**DATA UNDER STUDY:**
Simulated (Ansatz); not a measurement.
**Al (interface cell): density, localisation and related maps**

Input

**EXERCISE:** Could you output each line above exactly as it was given?

**TASK ANSWER:**
Simulated (Ansatz); not a measurement.
**Al (interface cell): density, localisation and related maps**

Input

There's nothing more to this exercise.